- **Records supplied**
--

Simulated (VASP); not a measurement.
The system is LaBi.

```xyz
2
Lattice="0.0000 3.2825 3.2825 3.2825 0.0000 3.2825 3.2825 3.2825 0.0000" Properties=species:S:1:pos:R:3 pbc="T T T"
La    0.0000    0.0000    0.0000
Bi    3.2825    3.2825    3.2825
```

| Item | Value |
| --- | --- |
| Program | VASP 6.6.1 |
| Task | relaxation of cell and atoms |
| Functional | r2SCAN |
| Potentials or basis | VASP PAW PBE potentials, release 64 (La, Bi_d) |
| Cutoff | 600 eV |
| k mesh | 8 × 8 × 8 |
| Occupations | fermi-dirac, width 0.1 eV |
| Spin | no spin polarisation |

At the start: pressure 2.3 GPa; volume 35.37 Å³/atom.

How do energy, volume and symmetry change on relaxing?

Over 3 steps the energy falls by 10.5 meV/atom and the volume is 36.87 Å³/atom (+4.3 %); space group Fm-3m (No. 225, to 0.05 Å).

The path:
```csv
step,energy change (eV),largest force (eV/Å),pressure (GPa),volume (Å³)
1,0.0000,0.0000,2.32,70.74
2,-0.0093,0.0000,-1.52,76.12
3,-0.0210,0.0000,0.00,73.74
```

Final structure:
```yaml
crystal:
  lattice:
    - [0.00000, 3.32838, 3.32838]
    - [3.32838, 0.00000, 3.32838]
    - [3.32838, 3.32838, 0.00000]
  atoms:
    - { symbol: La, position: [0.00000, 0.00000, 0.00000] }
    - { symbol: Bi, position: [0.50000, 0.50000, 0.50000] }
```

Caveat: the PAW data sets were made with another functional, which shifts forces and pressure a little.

--

- **Exercise**
Keeping every character as it is, restate the lines above that run from the line with "Functional | r2SCAN |" through the line with "spin polarisation |", both included, and nothing else.

- **Task output**
| Functional | r2SCAN |
| Potentials or basis | VASP PAW PBE potentials, release 64 (La, Bi_d) |
| Cutoff | 600 eV |
| k mesh | 8 × 8 × 8 |
| Occupations | fermi-dirac, width 0.1 eV |
| Spin | no spin polarisation |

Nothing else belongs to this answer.